Brief: Only the opening lines of the listing, through the one with "SMILES with atom", are to be retyped, each exactly as it stands.

/---
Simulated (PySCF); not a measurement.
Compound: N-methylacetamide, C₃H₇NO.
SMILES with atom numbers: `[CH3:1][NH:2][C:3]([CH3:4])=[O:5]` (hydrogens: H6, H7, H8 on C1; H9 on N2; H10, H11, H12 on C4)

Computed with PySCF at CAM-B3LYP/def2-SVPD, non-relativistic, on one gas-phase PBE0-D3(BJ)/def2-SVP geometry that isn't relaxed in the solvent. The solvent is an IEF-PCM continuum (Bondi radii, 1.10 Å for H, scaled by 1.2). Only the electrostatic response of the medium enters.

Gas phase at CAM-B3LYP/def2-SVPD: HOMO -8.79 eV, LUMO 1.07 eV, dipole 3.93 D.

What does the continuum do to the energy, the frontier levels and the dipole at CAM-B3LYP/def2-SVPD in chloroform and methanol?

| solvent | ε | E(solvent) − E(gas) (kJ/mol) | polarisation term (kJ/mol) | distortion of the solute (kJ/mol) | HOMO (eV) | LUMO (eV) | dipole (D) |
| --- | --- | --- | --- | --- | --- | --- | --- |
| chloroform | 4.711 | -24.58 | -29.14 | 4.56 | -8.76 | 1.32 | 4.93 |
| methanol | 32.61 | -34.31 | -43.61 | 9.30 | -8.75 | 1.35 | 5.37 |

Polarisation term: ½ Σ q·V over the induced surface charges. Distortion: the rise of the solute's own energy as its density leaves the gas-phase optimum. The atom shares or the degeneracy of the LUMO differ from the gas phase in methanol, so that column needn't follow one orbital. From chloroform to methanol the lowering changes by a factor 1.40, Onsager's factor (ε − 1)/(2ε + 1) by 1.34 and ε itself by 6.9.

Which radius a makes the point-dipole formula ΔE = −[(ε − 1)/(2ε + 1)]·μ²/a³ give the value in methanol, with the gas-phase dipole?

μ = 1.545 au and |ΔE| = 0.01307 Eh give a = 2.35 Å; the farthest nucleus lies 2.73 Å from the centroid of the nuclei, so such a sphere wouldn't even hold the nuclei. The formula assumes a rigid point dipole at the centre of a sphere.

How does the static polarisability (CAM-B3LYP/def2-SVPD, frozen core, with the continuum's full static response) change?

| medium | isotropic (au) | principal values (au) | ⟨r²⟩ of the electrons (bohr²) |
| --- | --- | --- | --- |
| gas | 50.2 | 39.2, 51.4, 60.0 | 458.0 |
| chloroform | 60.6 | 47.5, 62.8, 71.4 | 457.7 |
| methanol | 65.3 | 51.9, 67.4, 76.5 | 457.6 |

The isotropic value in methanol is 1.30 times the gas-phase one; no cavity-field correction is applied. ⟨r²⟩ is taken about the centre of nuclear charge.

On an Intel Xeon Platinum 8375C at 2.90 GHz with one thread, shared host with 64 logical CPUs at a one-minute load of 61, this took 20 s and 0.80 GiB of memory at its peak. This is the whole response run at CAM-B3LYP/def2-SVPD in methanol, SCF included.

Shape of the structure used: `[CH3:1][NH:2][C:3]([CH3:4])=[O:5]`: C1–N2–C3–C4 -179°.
\---

Worked solution:
Simulated (PySCF); not a measurement.
Compound: N-methylacetamide, C₃H₇NO.
SMILES with atom numbers: `[CH3:1][NH:2][C:3]([CH3:4])=[O:5]` (hydrogens: H6, H7, H8 on C1; H9 on N2; H10, H11, H12 on C4)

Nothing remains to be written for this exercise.